========================

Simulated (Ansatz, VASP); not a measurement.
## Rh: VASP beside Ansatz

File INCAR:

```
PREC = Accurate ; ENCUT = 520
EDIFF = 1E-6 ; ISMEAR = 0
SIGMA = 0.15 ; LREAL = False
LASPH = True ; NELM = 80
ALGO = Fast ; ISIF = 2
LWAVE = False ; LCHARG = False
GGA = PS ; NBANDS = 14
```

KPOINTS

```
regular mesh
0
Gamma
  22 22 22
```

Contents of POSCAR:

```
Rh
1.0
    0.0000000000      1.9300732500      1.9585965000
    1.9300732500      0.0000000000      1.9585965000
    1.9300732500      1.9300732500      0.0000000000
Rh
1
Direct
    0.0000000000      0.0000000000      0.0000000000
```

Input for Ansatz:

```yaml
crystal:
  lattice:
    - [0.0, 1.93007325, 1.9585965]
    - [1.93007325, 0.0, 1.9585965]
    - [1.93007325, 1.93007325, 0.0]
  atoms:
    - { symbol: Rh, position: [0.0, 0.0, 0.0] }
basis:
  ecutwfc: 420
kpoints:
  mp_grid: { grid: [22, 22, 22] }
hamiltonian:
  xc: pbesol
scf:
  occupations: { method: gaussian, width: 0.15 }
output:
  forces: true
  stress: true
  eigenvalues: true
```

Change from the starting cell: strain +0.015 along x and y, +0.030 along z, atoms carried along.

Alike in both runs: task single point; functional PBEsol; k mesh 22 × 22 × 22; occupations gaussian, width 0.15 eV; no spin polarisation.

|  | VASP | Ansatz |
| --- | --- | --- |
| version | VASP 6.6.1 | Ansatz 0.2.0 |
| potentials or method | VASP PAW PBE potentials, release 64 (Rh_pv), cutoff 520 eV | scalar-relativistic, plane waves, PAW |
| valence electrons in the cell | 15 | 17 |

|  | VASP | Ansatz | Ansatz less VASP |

========================

## Task item:
Would you print exactly and only the lines of the material above that run from the line with "Change from the" through the line with "cell | 15 | 17 |", both included?

## Answer section:
Change from the starting cell: strain +0.015 along x and y, +0.030 along z, atoms carried along.

Alike in both runs: task single point; functional PBEsol; k mesh 22 × 22 × 22; occupations gaussian, width 0.15 eV; no spin polarisation.

|  | VASP | Ansatz |
| --- | --- | --- |
| version | VASP 6.6.1 | Ansatz 0.2.0 |
| potentials or method | VASP PAW PBE potentials, release 64 (Rh_pv), cutoff 520 eV | scalar-relativistic, plane waves, PAW |
| valence electrons in the cell | 15 | 17 |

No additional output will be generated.